Information given:
>>>

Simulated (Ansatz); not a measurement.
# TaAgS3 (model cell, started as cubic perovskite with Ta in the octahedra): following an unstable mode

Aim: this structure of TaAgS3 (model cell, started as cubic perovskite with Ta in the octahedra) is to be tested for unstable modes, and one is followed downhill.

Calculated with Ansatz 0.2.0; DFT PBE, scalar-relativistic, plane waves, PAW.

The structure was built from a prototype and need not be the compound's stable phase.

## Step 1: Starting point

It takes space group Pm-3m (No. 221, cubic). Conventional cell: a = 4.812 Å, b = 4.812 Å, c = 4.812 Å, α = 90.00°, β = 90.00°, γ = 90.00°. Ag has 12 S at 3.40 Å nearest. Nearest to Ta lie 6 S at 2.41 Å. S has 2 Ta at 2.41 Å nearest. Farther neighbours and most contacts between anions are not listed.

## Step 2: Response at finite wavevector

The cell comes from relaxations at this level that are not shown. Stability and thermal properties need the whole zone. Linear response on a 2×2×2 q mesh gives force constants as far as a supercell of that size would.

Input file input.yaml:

<<<

Work task:
Look through the entries above and quote exactly the lines from the line with "It takes space" to the line with "The cell comes", counting both of those lines.

Written reply:
It takes space group Pm-3m (No. 221, cubic). Conventional cell: a = 4.812 Å, b = 4.812 Å, c = 4.812 Å, α = 90.00°, β = 90.00°, γ = 90.00°. Ag has 12 S at 3.40 Å nearest. Nearest to Ta lie 6 S at 2.41 Å. S has 2 Ta at 2.41 Å nearest. Farther neighbours and most contacts between anions are not listed.

## Step 2: Response at finite wavevector

The cell comes from relaxations at this level that are not shown. Stability and thermal properties need the whole zone. Linear response on a 2×2×2 q mesh gives force constants as far as a supercell of that size would.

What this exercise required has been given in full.